DATA EXTRACT section start

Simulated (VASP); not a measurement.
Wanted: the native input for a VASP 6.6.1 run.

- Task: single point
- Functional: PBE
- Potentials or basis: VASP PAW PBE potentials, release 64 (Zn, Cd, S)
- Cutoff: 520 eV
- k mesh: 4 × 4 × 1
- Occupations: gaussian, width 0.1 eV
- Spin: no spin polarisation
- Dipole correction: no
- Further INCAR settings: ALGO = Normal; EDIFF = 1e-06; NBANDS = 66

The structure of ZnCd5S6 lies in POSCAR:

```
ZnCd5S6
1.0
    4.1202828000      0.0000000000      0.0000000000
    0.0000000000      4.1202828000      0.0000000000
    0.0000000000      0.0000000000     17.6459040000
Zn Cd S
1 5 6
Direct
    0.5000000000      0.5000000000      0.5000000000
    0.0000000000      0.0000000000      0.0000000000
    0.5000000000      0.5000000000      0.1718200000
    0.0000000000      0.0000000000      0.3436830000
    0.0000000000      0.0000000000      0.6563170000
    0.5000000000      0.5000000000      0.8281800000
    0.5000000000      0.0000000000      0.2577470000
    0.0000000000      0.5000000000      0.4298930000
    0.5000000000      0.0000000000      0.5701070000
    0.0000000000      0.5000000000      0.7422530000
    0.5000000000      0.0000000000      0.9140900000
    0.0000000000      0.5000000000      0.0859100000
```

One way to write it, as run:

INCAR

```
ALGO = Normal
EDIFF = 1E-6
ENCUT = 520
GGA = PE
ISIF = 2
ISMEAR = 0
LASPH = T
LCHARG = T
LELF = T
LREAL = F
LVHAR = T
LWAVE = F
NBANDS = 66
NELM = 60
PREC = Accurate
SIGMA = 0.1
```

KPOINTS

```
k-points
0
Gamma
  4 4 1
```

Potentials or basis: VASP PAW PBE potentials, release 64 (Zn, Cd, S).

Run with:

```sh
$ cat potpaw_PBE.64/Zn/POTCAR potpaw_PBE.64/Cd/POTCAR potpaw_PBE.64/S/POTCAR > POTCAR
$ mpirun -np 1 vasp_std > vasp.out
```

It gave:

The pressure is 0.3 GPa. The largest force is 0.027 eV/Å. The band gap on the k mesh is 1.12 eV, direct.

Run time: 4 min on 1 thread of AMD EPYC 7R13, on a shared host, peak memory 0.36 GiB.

DATA EXTRACT section end

* **REQUIREMENT**: Quote exactly the opening line of the material above and every line after it, up to and including the line that contains "- Dipole correction: no".

* **RESULT**:
Simulated (VASP); not a measurement.
Wanted: the native input for a VASP 6.6.1 run.

- Task: single point
- Functional: PBE
- Potentials or basis: VASP PAW PBE potentials, release 64 (Zn, Cd, S)
- Cutoff: 520 eV
- k mesh: 4 × 4 × 1
- Occupations: gaussian, width 0.1 eV
- Spin: no spin polarisation
- Dipole correction: no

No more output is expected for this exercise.